[EXERCISE] Every entry is to be returned verbatim.

(Beginning of RECORD SET)
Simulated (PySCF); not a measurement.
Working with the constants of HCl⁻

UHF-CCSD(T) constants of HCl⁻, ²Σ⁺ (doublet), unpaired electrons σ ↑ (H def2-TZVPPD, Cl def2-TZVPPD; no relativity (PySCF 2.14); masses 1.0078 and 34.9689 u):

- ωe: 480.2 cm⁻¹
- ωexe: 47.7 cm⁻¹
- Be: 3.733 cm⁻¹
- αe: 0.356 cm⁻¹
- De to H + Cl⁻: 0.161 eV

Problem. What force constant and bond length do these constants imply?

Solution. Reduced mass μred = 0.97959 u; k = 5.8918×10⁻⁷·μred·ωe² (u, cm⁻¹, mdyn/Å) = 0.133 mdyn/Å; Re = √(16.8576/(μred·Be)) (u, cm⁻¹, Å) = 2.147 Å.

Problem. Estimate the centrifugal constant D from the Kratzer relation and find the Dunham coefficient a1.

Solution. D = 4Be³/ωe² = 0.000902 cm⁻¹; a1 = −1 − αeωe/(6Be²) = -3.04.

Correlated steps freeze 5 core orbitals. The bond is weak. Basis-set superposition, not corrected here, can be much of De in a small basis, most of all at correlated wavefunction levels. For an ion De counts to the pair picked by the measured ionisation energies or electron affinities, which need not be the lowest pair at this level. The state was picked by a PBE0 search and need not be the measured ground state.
(End of RECORD SET)

[EXERCISE OUTPUT]
Simulated (PySCF); not a measurement.
Working with the constants of HCl⁻

UHF-CCSD(T) constants of HCl⁻, ²Σ⁺ (doublet), unpaired electrons σ ↑ (H def2-TZVPPD, Cl def2-TZVPPD; no relativity (PySCF 2.14); masses 1.0078 and 34.9689 u):

- ωe: 480.2 cm⁻¹
- ωexe: 47.7 cm⁻¹
- Be: 3.733 cm⁻¹
- αe: 0.356 cm⁻¹
- De to H + Cl⁻: 0.161 eV

Problem. What force constant and bond length do these constants imply?

Solution. Reduced mass μred = 0.97959 u; k = 5.8918×10⁻⁷·μred·ωe² (u, cm⁻¹, mdyn/Å) = 0.133 mdyn/Å; Re = √(16.8576/(μred·Be)) (u, cm⁻¹, Å) = 2.147 Å.

Problem. Estimate the centrifugal constant D from the Kratzer relation and find the Dunham coefficient a1.

Solution. D = 4Be³/ωe² = 0.000902 cm⁻¹; a1 = −1 − αeωe/(6Be²) = -3.04.

Correlated steps freeze 5 core orbitals. The bond is weak. Basis-set superposition, not corrected here, can be much of De in a small basis, most of all at correlated wavefunction levels. For an ion De counts to the pair picked by the measured ionisation energies or electron affinities, which need not be the lowest pair at this level. The state was picked by a PBE0 search and need not be the measured ground state.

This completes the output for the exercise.